Assignment:
The answer must be an exact copy of every entry.

***
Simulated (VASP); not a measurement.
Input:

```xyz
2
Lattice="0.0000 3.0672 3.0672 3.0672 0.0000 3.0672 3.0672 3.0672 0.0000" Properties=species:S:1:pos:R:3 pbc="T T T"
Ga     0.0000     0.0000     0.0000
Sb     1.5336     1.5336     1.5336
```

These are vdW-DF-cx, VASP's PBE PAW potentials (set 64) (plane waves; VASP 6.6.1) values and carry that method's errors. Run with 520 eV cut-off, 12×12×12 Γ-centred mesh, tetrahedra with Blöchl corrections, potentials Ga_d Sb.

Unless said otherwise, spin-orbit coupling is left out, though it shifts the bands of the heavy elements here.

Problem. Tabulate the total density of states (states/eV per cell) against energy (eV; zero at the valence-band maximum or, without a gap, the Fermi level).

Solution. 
***

Answer box:
Simulated (VASP); not a measurement.
Input:

```xyz
2
Lattice="0.0000 3.0672 3.0672 3.0672 0.0000 3.0672 3.0672 3.0672 0.0000" Properties=species:S:1:pos:R:3 pbc="T T T"
Ga     0.0000     0.0000     0.0000
Sb     1.5336     1.5336     1.5336
```

These are vdW-DF-cx, VASP's PBE PAW potentials (set 64) (plane waves; VASP 6.6.1) values and carry that method's errors. Run with 520 eV cut-off, 12×12×12 Γ-centred mesh, tetrahedra with Blöchl corrections, potentials Ga_d Sb.

Unless said otherwise, spin-orbit coupling is left out, though it shifts the bands of the heavy elements here.

Problem. Tabulate the total density of states (states/eV per cell) against energy (eV; zero at the valence-band maximum or, without a gap, the Fermi level).

Solution. 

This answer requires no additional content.